Restate the whole of the data verbatim, omitting nothing.

'''

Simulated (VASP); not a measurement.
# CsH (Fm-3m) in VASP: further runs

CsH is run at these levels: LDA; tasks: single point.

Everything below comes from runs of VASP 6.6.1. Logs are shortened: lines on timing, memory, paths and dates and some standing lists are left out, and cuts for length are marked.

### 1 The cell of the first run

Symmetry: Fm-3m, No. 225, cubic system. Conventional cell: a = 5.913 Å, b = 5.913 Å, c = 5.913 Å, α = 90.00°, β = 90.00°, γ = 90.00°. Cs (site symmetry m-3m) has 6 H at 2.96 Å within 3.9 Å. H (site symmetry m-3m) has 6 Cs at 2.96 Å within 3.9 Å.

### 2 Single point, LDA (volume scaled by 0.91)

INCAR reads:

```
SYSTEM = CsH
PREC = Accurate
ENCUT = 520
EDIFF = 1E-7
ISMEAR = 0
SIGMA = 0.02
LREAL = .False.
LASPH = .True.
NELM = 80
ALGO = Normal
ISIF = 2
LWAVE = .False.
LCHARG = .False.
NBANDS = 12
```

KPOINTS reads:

'''

• RESPONSE AREA
Simulated (VASP); not a measurement.
# CsH (Fm-3m) in VASP: further runs

CsH is run at these levels: LDA; tasks: single point.

Everything below comes from runs of VASP 6.6.1. Logs are shortened: lines on timing, memory, paths and dates and some standing lists are left out, and cuts for length are marked.

### 1 The cell of the first run

Symmetry: Fm-3m, No. 225, cubic system. Conventional cell: a = 5.913 Å, b = 5.913 Å, c = 5.913 Å, α = 90.00°, β = 90.00°, γ = 90.00°. Cs (site symmetry m-3m) has 6 H at 2.96 Å within 3.9 Å. H (site symmetry m-3m) has 6 Cs at 2.96 Å within 3.9 Å.

### 2 Single point, LDA (volume scaled by 0.91)

INCAR reads:

```
SYSTEM = CsH
PREC = Accurate
ENCUT = 520
EDIFF = 1E-7
ISMEAR = 0
SIGMA = 0.02
LREAL = .False.
LASPH = .True.
NELM = 80
ALGO = Normal
ISIF = 2
LWAVE = .False.
LCHARG = .False.
NBANDS = 12
```

KPOINTS reads:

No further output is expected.